EXERCISE DATA:
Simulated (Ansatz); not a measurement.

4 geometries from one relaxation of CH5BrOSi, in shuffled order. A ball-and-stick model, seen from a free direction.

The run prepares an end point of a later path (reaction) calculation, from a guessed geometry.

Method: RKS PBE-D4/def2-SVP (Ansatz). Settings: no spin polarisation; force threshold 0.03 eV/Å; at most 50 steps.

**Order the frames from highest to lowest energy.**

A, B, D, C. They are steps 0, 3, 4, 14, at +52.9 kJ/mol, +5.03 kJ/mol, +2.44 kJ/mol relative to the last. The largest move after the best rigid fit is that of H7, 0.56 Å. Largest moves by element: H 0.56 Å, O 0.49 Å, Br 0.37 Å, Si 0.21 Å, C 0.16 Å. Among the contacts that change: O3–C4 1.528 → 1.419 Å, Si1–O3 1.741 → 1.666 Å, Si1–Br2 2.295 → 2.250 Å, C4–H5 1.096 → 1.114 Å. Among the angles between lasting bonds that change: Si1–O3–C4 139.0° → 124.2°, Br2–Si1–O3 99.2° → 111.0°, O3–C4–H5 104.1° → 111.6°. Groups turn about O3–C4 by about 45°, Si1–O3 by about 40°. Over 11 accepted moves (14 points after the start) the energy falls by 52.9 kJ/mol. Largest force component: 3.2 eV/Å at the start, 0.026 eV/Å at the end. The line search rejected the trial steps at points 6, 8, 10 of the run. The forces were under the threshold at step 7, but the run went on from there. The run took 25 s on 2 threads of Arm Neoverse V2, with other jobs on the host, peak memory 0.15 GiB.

TASK ITEM:
Repeat exactly, please, each line from the beginning of the data through the line with "The run prepares" in it, and only those lines.

WRITTEN RESPONSE:
Simulated (Ansatz); not a measurement.

4 geometries from one relaxation of CH5BrOSi, in shuffled order. A ball-and-stick model, seen from a free direction.

The run prepares an end point of a later path (reaction) calculation, from a guessed geometry.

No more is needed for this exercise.